WORK ORDER:
From the entries below, return exactly the lines beginning at the one that contains "Change from the" and ending at the one that contains "-6.11 | +0.039 |", both of them included, and only those lines.

RECORDS SUPPLIED:
BEGIN

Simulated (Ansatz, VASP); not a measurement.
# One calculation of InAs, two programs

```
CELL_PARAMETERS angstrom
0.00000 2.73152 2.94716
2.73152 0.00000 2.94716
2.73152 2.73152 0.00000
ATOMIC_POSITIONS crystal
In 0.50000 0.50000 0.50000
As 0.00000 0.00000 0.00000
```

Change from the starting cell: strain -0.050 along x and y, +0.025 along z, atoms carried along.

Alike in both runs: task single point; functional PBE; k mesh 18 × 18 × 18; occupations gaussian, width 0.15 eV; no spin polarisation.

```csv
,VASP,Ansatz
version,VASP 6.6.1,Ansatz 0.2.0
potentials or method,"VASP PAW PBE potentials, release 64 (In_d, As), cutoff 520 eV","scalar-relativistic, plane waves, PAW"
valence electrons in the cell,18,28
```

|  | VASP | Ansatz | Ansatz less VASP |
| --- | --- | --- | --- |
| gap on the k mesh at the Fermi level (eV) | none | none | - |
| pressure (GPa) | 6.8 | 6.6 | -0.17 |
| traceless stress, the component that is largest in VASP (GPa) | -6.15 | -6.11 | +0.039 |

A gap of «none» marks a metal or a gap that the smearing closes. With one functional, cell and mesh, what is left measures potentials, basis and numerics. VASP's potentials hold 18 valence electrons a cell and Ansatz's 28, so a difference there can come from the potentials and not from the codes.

END

WRITTEN ANSWER:
Change from the starting cell: strain -0.050 along x and y, +0.025 along z, atoms carried along.

Alike in both runs: task single point; functional PBE; k mesh 18 × 18 × 18; occupations gaussian, width 0.15 eV; no spin polarisation.

```csv
,VASP,Ansatz
version,VASP 6.6.1,Ansatz 0.2.0
potentials or method,"VASP PAW PBE potentials, release 64 (In_d, As), cutoff 520 eV","scalar-relativistic, plane waves, PAW"
valence electrons in the cell,18,28
```

|  | VASP | Ansatz | Ansatz less VASP |
| --- | --- | --- | --- |
| gap on the k mesh at the Fermi level (eV) | none | none | - |
| pressure (GPa) | 6.8 | 6.6 | -0.17 |
| traceless stress, the component that is largest in VASP (GPa) | -6.15 | -6.11 | +0.039 |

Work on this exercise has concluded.